───── Provided information
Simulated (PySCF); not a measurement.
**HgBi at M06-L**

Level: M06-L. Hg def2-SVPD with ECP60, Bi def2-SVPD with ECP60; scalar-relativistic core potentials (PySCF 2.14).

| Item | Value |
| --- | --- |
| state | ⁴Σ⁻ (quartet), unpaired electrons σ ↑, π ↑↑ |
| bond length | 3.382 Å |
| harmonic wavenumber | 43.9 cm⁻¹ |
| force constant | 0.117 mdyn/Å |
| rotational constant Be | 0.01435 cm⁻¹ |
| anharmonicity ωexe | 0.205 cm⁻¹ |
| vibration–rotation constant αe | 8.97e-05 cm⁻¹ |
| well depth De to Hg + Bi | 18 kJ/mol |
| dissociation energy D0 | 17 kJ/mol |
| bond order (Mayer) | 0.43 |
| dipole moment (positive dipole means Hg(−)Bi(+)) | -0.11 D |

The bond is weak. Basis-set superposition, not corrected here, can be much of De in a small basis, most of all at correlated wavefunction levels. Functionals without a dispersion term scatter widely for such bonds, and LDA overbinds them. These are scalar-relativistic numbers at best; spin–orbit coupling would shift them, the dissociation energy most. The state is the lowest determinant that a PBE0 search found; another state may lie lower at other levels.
──────────

Up to and including the line that contains "Hg(−)Bi(+)) | -0.11 D |", output the records above exactly, beginning with their first line.

Simulated (PySCF); not a measurement.
**HgBi at M06-L**

Level: M06-L. Hg def2-SVPD with ECP60, Bi def2-SVPD with ECP60; scalar-relativistic core potentials (PySCF 2.14).

| Item | Value |
| --- | --- |
| state | ⁴Σ⁻ (quartet), unpaired electrons σ ↑, π ↑↑ |
| bond length | 3.382 Å |
| harmonic wavenumber | 43.9 cm⁻¹ |
| force constant | 0.117 mdyn/Å |
| rotational constant Be | 0.01435 cm⁻¹ |
| anharmonicity ωexe | 0.205 cm⁻¹ |
| vibration–rotation constant αe | 8.97e-05 cm⁻¹ |
| well depth De to Hg + Bi | 18 kJ/mol |
| dissociation energy D0 | 17 kJ/mol |
| bond order (Mayer) | 0.43 |
| dipole moment (positive dipole means Hg(−)Bi(+)) | -0.11 D |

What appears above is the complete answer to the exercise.